---------- Information shown
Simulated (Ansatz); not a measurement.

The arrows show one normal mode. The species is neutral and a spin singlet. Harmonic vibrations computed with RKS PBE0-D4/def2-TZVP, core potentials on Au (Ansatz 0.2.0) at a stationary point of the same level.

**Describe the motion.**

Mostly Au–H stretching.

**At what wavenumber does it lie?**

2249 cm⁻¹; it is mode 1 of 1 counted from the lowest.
--------------------

• _Exercise_: Going back over the entries above, copy word for word every line from the one that has "Mostly Au–H stretching." on through the one that has "does it lie?**".

• _Exercise answer_:
Mostly Au–H stretching.

**At what wavenumber does it lie?**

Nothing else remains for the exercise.